------------------------------
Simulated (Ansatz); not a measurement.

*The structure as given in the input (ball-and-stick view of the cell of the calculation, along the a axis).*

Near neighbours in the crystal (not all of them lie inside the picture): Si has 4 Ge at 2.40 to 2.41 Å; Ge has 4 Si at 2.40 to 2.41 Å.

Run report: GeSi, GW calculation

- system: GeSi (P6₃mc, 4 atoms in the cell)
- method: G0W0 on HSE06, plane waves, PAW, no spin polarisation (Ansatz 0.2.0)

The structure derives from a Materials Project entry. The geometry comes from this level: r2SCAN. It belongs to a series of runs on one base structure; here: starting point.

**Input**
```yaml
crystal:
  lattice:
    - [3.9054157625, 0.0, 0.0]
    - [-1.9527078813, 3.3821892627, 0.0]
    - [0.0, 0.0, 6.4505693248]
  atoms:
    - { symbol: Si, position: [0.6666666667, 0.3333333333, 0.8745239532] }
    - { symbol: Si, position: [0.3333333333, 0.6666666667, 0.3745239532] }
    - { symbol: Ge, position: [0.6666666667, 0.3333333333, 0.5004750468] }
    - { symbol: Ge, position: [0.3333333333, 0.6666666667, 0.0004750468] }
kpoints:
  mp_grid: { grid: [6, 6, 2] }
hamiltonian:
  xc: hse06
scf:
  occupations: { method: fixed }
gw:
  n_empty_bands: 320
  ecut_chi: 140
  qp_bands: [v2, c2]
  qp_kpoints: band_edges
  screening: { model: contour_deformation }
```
------------------------------

**Task item**
Output exactly the lines of the records from the first through the one bearing "- method: G0W0", both ends included.

**Expected answer**
Simulated (Ansatz); not a measurement.

*The structure as given in the input (ball-and-stick view of the cell of the calculation, along the a axis).*

Near neighbours in the crystal (not all of them lie inside the picture): Si has 4 Ge at 2.40 to 2.41 Å; Ge has 4 Si at 2.40 to 2.41 Å.

Run report: GeSi, GW calculation

- system: GeSi (P6₃mc, 4 atoms in the cell)
- method: G0W0 on HSE06, plane waves, PAW, no spin polarisation (Ansatz 0.2.0)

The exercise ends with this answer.